ENTRIES PROVIDED —
:::
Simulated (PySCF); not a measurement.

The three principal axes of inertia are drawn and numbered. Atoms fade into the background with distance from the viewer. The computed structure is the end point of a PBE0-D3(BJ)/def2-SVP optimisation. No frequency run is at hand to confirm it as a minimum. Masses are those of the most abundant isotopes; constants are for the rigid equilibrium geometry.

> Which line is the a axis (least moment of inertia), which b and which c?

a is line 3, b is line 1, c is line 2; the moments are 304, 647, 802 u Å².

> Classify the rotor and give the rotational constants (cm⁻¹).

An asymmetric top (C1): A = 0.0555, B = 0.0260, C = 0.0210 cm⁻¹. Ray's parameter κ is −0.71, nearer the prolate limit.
:::

WORK TASK — Give back exactly the lines above, from the line containing "and which c?" through the line containing "rotational constants (cm⁻¹).", with both end lines and nothing more.

TASK SOLUTION —
> Which line is the a axis (least moment of inertia), which b and which c?

a is line 3, b is line 1, c is line 2; the moments are 304, 647, 802 u Å².

> Classify the rotor and give the rotational constants (cm⁻¹).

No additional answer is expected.